Supplied records =
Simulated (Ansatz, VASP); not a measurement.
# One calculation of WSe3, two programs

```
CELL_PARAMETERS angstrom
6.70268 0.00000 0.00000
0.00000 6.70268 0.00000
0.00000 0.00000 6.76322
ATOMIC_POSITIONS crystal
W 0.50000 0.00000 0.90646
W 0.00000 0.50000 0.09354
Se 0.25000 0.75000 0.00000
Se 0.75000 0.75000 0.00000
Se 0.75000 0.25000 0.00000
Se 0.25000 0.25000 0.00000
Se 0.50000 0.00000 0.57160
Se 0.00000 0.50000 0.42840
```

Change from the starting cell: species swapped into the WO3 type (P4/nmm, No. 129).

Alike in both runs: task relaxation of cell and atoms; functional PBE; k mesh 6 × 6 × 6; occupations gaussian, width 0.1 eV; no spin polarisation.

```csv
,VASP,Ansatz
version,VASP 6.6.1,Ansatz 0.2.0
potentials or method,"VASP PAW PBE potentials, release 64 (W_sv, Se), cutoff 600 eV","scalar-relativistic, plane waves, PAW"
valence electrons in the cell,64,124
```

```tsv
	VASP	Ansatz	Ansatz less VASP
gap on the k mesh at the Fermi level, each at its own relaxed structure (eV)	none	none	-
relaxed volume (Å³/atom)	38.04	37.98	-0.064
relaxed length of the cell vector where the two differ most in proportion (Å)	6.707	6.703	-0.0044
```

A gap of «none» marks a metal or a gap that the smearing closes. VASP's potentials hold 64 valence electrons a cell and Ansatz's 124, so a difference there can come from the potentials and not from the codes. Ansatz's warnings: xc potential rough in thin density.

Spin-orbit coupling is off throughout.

Brief = Up to and including the line with "in thin density.", output each line of the entries above exactly, starting from the first.

Your solution =
Simulated (Ansatz, VASP); not a measurement.
# One calculation of WSe3, two programs

```
CELL_PARAMETERS angstrom
6.70268 0.00000 0.00000
0.00000 6.70268 0.00000
0.00000 0.00000 6.76322
ATOMIC_POSITIONS crystal
W 0.50000 0.00000 0.90646
W 0.00000 0.50000 0.09354
Se 0.25000 0.75000 0.00000
Se 0.75000 0.75000 0.00000
Se 0.75000 0.25000 0.00000
Se 0.25000 0.25000 0.00000
Se 0.50000 0.00000 0.57160
Se 0.00000 0.50000 0.42840
```

Change from the starting cell: species swapped into the WO3 type (P4/nmm, No. 129).

Alike in both runs: task relaxation of cell and atoms; functional PBE; k mesh 6 × 6 × 6; occupations gaussian, width 0.1 eV; no spin polarisation.

```csv
,VASP,Ansatz
version,VASP 6.6.1,Ansatz 0.2.0
potentials or method,"VASP PAW PBE potentials, release 64 (W_sv, Se), cutoff 600 eV","scalar-relativistic, plane waves, PAW"
valence electrons in the cell,64,124
```

```tsv
	VASP	Ansatz	Ansatz less VASP
gap on the k mesh at the Fermi level, each at its own relaxed structure (eV)	none	none	-
relaxed volume (Å³/atom)	38.04	37.98	-0.064
relaxed length of the cell vector where the two differ most in proportion (Å)	6.707	6.703	-0.0044
```

A gap of «none» marks a metal or a gap that the smearing closes. VASP's potentials hold 64 valence electrons a cell and Ansatz's 124, so a difference there can come from the potentials and not from the codes. Ansatz's warnings: xc potential rough in thin density.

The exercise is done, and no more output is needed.